━━━━━━
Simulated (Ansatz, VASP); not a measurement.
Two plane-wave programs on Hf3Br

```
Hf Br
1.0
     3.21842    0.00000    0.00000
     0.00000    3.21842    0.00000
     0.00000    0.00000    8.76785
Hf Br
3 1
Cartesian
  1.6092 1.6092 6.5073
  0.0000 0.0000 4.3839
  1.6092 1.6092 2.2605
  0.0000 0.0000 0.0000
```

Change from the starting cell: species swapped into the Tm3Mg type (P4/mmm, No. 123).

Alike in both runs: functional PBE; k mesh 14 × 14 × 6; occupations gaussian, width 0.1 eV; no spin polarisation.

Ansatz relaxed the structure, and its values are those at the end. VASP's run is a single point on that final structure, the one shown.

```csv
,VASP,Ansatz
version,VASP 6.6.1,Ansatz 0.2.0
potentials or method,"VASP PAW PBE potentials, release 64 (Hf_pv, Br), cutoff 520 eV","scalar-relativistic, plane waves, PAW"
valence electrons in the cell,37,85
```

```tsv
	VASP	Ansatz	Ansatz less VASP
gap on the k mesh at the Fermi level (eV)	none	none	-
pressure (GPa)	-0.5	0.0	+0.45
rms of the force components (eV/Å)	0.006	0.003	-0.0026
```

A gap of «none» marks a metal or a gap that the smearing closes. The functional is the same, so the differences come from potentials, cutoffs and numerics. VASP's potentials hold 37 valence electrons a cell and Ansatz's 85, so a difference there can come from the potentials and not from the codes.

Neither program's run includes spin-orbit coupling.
━━━━━━

WORK ORDER: Beginning at the opening line of the data, transcribe each line exactly until you reach the line with "Alike in both", which you also include, and go no further.

WRITTEN SOLUTION:
Simulated (Ansatz, VASP); not a measurement.
Two plane-wave programs on Hf3Br

```
Hf Br
1.0
     3.21842    0.00000    0.00000
     0.00000    3.21842    0.00000
     0.00000    0.00000    8.76785
Hf Br
3 1
Cartesian
  1.6092 1.6092 6.5073
  0.0000 0.0000 4.3839
  1.6092 1.6092 2.2605
  0.0000 0.0000 0.0000
```

Change from the starting cell: species swapped into the Tm3Mg type (P4/mmm, No. 123).

Alike in both runs: functional PBE; k mesh 14 × 14 × 6; occupations gaussian, width 0.1 eV; no spin polarisation.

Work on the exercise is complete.